Records supplied:
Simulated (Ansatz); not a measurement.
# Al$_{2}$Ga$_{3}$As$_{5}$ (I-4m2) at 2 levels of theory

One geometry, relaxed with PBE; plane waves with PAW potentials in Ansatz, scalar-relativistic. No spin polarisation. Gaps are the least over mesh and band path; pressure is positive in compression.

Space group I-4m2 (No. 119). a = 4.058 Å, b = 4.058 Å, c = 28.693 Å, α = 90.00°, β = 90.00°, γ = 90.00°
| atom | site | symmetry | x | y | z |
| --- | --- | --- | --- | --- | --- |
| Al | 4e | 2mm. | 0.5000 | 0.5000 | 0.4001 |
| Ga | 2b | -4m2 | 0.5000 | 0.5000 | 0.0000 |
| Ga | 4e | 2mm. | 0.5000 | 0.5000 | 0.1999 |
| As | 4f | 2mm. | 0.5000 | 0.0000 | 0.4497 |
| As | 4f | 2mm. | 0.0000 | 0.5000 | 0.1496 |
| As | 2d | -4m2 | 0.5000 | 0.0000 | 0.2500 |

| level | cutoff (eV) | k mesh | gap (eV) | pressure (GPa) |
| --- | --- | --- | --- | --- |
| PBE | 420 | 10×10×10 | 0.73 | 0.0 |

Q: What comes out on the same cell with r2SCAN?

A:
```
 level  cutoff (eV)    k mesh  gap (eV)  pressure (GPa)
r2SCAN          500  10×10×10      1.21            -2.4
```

Work item: A word-for-word transcription of the material is required.

Answer section:
Simulated (Ansatz); not a measurement.
# Al$_{2}$Ga$_{3}$As$_{5}$ (I-4m2) at 2 levels of theory

One geometry, relaxed with PBE; plane waves with PAW potentials in Ansatz, scalar-relativistic. No spin polarisation. Gaps are the least over mesh and band path; pressure is positive in compression.

Space group I-4m2 (No. 119). a = 4.058 Å, b = 4.058 Å, c = 28.693 Å, α = 90.00°, β = 90.00°, γ = 90.00°
| atom | site | symmetry | x | y | z |
| --- | --- | --- | --- | --- | --- |
| Al | 4e | 2mm. | 0.5000 | 0.5000 | 0.4001 |
| Ga | 2b | -4m2 | 0.5000 | 0.5000 | 0.0000 |
| Ga | 4e | 2mm. | 0.5000 | 0.5000 | 0.1999 |
| As | 4f | 2mm. | 0.5000 | 0.0000 | 0.4497 |
| As | 4f | 2mm. | 0.0000 | 0.5000 | 0.1496 |
| As | 2d | -4m2 | 0.5000 | 0.0000 | 0.2500 |

| level | cutoff (eV) | k mesh | gap (eV) | pressure (GPa) |
| --- | --- | --- | --- | --- |
| PBE | 420 | 10×10×10 | 0.73 | 0.0 |

Q: What comes out on the same cell with r2SCAN?

A:
```
 level  cutoff (eV)    k mesh  gap (eV)  pressure (GPa)
r2SCAN          500  10×10×10      1.21            -2.4
```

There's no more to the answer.